> Task item
Output exactly, with nothing added, the entries from the first line through the line with "- 263.7, reference: 2.006".

> Supplied information
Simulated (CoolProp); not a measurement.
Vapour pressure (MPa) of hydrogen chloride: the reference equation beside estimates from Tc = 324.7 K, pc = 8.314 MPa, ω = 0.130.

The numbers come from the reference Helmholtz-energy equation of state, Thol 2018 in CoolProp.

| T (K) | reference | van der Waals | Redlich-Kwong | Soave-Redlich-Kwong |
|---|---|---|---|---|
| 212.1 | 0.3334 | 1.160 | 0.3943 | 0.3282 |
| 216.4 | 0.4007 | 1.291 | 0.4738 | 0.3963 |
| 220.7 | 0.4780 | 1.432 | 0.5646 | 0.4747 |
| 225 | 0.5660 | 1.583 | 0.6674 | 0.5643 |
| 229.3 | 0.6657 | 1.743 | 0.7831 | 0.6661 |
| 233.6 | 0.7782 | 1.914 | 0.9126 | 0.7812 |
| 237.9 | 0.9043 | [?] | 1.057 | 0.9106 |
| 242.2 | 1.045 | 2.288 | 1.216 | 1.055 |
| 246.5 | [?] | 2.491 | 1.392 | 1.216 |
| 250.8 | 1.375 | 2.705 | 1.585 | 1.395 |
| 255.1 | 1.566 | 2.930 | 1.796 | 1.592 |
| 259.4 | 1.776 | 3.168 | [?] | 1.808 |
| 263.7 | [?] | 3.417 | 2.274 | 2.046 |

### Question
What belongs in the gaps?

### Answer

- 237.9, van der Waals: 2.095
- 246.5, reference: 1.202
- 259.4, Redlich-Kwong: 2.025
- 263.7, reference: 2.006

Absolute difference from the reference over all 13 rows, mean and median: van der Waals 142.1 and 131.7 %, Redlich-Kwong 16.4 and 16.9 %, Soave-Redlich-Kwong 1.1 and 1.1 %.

> Solution
Simulated (CoolProp); not a measurement.
Vapour pressure (MPa) of hydrogen chloride: the reference equation beside estimates from Tc = 324.7 K, pc = 8.314 MPa, ω = 0.130.

The numbers come from the reference Helmholtz-energy equation of state, Thol 2018 in CoolProp.

| T (K) | reference | van der Waals | Redlich-Kwong | Soave-Redlich-Kwong |
|---|---|---|---|---|
| 212.1 | 0.3334 | 1.160 | 0.3943 | 0.3282 |
| 216.4 | 0.4007 | 1.291 | 0.4738 | 0.3963 |
| 220.7 | 0.4780 | 1.432 | 0.5646 | 0.4747 |
| 225 | 0.5660 | 1.583 | 0.6674 | 0.5643 |
| 229.3 | 0.6657 | 1.743 | 0.7831 | 0.6661 |
| 233.6 | 0.7782 | 1.914 | 0.9126 | 0.7812 |
| 237.9 | 0.9043 | [?] | 1.057 | 0.9106 |
| 242.2 | 1.045 | 2.288 | 1.216 | 1.055 |
| 246.5 | [?] | 2.491 | 1.392 | 1.216 |
| 250.8 | 1.375 | 2.705 | 1.585 | 1.395 |
| 255.1 | 1.566 | 2.930 | 1.796 | 1.592 |
| 259.4 | 1.776 | 3.168 | [?] | 1.808 |
| 263.7 | [?] | 3.417 | 2.274 | 2.046 |

### Question
What belongs in the gaps?

### Answer

- 237.9, van der Waals: 2.095
- 246.5, reference: 1.202
- 259.4, Redlich-Kwong: 2.025
- 263.7, reference: 2.006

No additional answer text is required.